Requirement: Once you reach the end of the data, transcribe all of it exactly.

Available data:
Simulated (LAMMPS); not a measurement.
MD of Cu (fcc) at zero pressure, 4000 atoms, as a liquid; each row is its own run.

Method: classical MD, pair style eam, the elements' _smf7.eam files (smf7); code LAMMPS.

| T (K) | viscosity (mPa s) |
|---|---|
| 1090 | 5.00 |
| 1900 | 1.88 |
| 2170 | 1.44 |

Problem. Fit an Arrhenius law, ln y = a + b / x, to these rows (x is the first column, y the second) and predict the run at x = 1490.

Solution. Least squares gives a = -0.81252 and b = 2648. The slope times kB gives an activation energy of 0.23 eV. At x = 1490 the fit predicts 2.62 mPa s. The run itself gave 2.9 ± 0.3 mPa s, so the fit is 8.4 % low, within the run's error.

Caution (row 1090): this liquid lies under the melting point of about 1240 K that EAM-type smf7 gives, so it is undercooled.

Expected answer:
Simulated (LAMMPS); not a measurement.
MD of Cu (fcc) at zero pressure, 4000 atoms, as a liquid; each row is its own run.

Method: classical MD, pair style eam, the elements' _smf7.eam files (smf7); code LAMMPS.

| T (K) | viscosity (mPa s) |
|---|---|
| 1090 | 5.00 |
| 1900 | 1.88 |
| 2170 | 1.44 |

Problem. Fit an Arrhenius law, ln y = a + b / x, to these rows (x is the first column, y the second) and predict the run at x = 1490.

Solution. Least squares gives a = -0.81252 and b = 2648. The slope times kB gives an activation energy of 0.23 eV. At x = 1490 the fit predicts 2.62 mPa s. The run itself gave 2.9 ± 0.3 mPa s, so the fit is 8.4 % low, within the run's error.

Caution (row 1090): this liquid lies under the melting point of about 1240 K that EAM-type smf7 gives, so it is undercooled.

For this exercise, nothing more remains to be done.